▶ **Supplied information**
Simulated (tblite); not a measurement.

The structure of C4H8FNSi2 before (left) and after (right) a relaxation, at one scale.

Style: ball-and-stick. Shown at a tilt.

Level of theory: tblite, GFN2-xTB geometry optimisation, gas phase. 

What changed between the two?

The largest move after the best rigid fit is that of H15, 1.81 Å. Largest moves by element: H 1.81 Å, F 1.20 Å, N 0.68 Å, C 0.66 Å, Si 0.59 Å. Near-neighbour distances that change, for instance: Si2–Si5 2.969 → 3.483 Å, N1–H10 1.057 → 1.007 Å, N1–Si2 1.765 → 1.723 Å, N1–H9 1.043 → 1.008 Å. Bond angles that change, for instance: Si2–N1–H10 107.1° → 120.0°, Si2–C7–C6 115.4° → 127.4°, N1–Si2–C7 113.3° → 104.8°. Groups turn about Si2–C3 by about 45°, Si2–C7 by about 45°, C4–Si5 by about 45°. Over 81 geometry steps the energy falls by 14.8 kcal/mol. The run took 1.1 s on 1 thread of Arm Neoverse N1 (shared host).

▶ **Action item**
Lines from the first one above through the line containing "What changed between the two?" are to be retyped exactly, both included, and nothing more.

▶ **Exercise response**
Simulated (tblite); not a measurement.

The structure of C4H8FNSi2 before (left) and after (right) a relaxation, at one scale.

Style: ball-and-stick. Shown at a tilt.

Level of theory: tblite, GFN2-xTB geometry optimisation, gas phase. 

What changed between the two?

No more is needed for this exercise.